- [Task item]
The data below holds a line containing "- Static isotropic" and a line containing "- Vertical ionisation"; please quote exactly those two lines and every line between them, and nothing else.

——

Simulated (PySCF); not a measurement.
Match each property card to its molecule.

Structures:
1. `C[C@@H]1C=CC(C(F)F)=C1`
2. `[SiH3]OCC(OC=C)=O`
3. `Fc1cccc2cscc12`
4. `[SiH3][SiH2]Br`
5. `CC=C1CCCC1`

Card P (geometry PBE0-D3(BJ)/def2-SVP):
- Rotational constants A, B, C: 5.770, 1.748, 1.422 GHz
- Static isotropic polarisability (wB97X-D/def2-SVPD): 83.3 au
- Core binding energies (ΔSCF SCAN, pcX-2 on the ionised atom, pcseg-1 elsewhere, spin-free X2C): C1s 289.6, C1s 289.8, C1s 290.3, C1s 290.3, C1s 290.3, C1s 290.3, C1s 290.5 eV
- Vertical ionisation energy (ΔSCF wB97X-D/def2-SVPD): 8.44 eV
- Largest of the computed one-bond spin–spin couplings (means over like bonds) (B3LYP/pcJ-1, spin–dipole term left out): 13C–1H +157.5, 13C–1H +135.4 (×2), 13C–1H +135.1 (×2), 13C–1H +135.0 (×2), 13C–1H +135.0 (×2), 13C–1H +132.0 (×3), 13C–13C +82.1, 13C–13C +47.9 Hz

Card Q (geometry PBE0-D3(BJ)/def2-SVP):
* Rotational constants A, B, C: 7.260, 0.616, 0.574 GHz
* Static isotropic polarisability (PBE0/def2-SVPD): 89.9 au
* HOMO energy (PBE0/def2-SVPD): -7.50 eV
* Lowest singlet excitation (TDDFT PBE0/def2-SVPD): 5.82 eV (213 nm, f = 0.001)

——

- [Exercise output]
- Static isotropic polarisability (wB97X-D/def2-SVPD): 83.3 au
- Core binding energies (ΔSCF SCAN, pcX-2 on the ionised atom, pcseg-1 elsewhere, spin-free X2C): C1s 289.6, C1s 289.8, C1s 290.3, C1s 290.3, C1s 290.3, C1s 290.3, C1s 290.5 eV
- Vertical ionisation energy (ΔSCF wB97X-D/def2-SVPD): 8.44 eV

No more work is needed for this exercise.